SUPPLIED ENTRIES:
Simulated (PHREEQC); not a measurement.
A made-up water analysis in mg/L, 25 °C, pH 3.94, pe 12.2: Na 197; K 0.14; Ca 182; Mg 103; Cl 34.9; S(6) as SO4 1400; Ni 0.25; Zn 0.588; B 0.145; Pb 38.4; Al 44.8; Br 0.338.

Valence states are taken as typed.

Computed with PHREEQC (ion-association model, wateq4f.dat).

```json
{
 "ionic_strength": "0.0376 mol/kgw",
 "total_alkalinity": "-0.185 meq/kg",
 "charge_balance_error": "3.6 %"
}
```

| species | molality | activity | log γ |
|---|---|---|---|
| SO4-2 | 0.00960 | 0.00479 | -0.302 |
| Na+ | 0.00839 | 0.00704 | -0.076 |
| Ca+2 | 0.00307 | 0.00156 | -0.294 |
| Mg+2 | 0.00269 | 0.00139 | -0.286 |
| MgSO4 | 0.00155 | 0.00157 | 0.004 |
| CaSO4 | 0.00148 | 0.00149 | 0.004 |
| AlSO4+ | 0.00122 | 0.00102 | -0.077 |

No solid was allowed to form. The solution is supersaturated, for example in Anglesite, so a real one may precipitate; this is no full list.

WORK ORDER: Your answer must consist solely of the lines from the top of the entries above through the line containing "Valence states are taken as typed.", copied exactly, both ends included.

REPLY:
Simulated (PHREEQC); not a measurement.
A made-up water analysis in mg/L, 25 °C, pH 3.94, pe 12.2: Na 197; K 0.14; Ca 182; Mg 103; Cl 34.9; S(6) as SO4 1400; Ni 0.25; Zn 0.588; B 0.145; Pb 38.4; Al 44.8; Br 0.338.

Valence states are taken as typed.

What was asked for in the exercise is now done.